• _Work order_
All records below are to be repeated precisely, with nothing added.

================
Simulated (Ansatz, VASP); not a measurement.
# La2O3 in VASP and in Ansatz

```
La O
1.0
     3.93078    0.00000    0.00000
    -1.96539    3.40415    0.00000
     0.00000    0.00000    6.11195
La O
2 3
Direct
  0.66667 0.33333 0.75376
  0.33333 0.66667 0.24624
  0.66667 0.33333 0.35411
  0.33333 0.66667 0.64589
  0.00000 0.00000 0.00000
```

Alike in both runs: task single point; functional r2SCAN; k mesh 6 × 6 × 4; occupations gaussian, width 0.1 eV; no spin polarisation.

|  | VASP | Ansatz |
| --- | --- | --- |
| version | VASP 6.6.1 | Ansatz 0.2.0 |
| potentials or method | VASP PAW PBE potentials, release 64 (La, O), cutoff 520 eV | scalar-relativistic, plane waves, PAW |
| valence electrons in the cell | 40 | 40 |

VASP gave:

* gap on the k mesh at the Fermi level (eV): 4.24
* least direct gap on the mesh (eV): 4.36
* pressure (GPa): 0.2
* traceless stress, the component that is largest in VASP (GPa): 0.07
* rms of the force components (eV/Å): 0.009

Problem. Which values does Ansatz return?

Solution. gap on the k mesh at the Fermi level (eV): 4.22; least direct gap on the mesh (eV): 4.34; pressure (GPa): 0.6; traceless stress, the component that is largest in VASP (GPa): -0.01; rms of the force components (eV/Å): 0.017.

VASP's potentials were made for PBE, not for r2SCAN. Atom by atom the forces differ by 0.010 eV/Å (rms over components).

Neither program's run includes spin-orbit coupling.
================

• _Written answer_
Simulated (Ansatz, VASP); not a measurement.
# La2O3 in VASP and in Ansatz

```
La O
1.0
     3.93078    0.00000    0.00000
    -1.96539    3.40415    0.00000
     0.00000    0.00000    6.11195
La O
2 3
Direct
  0.66667 0.33333 0.75376
  0.33333 0.66667 0.24624
  0.66667 0.33333 0.35411
  0.33333 0.66667 0.64589
  0.00000 0.00000 0.00000
```

Alike in both runs: task single point; functional r2SCAN; k mesh 6 × 6 × 4; occupations gaussian, width 0.1 eV; no spin polarisation.

|  | VASP | Ansatz |
| --- | --- | --- |
| version | VASP 6.6.1 | Ansatz 0.2.0 |
| potentials or method | VASP PAW PBE potentials, release 64 (La, O), cutoff 520 eV | scalar-relativistic, plane waves, PAW |
| valence electrons in the cell | 40 | 40 |

VASP gave:

* gap on the k mesh at the Fermi level (eV): 4.24
* least direct gap on the mesh (eV): 4.36
* pressure (GPa): 0.2
* traceless stress, the component that is largest in VASP (GPa): 0.07
* rms of the force components (eV/Å): 0.009

Problem. Which values does Ansatz return?

Solution. gap on the k mesh at the Fermi level (eV): 4.22; least direct gap on the mesh (eV): 4.34; pressure (GPa): 0.6; traceless stress, the component that is largest in VASP (GPa): -0.01; rms of the force components (eV/Å): 0.017.

VASP's potentials were made for PBE, not for r2SCAN. Atom by atom the forces differ by 0.010 eV/Å (rms over components).

Neither program's run includes spin-orbit coupling.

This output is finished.